## WORK TASK
Please output, without any change, the lines of the material below from the very first through the one with "(1) The calculation".

## INPUT DATA
**********
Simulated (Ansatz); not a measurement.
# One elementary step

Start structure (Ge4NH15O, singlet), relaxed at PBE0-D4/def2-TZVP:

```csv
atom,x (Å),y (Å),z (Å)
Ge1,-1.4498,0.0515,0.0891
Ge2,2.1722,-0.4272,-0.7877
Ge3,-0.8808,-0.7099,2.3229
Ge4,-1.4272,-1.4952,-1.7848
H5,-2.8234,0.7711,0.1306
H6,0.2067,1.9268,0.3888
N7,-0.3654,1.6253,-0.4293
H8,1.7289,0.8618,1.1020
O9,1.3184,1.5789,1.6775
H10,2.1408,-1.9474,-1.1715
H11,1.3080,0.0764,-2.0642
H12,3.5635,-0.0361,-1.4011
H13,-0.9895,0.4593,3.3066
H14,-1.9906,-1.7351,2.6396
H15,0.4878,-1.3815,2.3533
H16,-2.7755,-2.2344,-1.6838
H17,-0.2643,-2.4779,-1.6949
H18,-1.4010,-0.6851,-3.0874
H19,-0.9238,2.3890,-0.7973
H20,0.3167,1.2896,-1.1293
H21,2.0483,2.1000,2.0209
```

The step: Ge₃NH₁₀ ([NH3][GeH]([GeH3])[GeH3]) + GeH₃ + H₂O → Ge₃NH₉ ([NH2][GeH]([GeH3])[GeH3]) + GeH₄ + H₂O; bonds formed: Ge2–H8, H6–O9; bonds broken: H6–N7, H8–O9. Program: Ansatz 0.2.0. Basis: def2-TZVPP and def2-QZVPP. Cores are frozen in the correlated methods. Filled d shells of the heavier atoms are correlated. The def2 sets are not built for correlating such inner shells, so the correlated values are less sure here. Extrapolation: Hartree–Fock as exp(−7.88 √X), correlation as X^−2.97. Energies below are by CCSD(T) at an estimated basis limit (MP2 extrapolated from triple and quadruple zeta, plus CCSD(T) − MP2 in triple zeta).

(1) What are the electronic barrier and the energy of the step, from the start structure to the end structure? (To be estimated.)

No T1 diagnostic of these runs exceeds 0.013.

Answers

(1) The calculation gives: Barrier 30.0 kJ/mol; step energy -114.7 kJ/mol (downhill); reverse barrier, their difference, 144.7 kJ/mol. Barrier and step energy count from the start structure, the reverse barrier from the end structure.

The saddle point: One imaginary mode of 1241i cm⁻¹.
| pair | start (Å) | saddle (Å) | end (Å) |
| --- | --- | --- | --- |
**********

## EXPECTED ANSWER
Simulated (Ansatz); not a measurement.
# One elementary step

Start structure (Ge4NH15O, singlet), relaxed at PBE0-D4/def2-TZVP:

```csv
atom,x (Å),y (Å),z (Å)
Ge1,-1.4498,0.0515,0.0891
Ge2,2.1722,-0.4272,-0.7877
Ge3,-0.8808,-0.7099,2.3229
Ge4,-1.4272,-1.4952,-1.7848
H5,-2.8234,0.7711,0.1306
H6,0.2067,1.9268,0.3888
N7,-0.3654,1.6253,-0.4293
H8,1.7289,0.8618,1.1020
O9,1.3184,1.5789,1.6775
H10,2.1408,-1.9474,-1.1715
H11,1.3080,0.0764,-2.0642
H12,3.5635,-0.0361,-1.4011
H13,-0.9895,0.4593,3.3066
H14,-1.9906,-1.7351,2.6396
H15,0.4878,-1.3815,2.3533
H16,-2.7755,-2.2344,-1.6838
H17,-0.2643,-2.4779,-1.6949
H18,-1.4010,-0.6851,-3.0874
H19,-0.9238,2.3890,-0.7973
H20,0.3167,1.2896,-1.1293
H21,2.0483,2.1000,2.0209
```

The step: Ge₃NH₁₀ ([NH3][GeH]([GeH3])[GeH3]) + GeH₃ + H₂O → Ge₃NH₉ ([NH2][GeH]([GeH3])[GeH3]) + GeH₄ + H₂O; bonds formed: Ge2–H8, H6–O9; bonds broken: H6–N7, H8–O9. Program: Ansatz 0.2.0. Basis: def2-TZVPP and def2-QZVPP. Cores are frozen in the correlated methods. Filled d shells of the heavier atoms are correlated. The def2 sets are not built for correlating such inner shells, so the correlated values are less sure here. Extrapolation: Hartree–Fock as exp(−7.88 √X), correlation as X^−2.97. Energies below are by CCSD(T) at an estimated basis limit (MP2 extrapolated from triple and quadruple zeta, plus CCSD(T) − MP2 in triple zeta).

(1) What are the electronic barrier and the energy of the step, from the start structure to the end structure? (To be estimated.)

No T1 diagnostic of these runs exceeds 0.013.

Answers

(1) The calculation gives: Barrier 30.0 kJ/mol; step energy -114.7 kJ/mol (downhill); reverse barrier, their difference, 144.7 kJ/mol. Barrier and step energy count from the start structure, the reverse barrier from the end structure.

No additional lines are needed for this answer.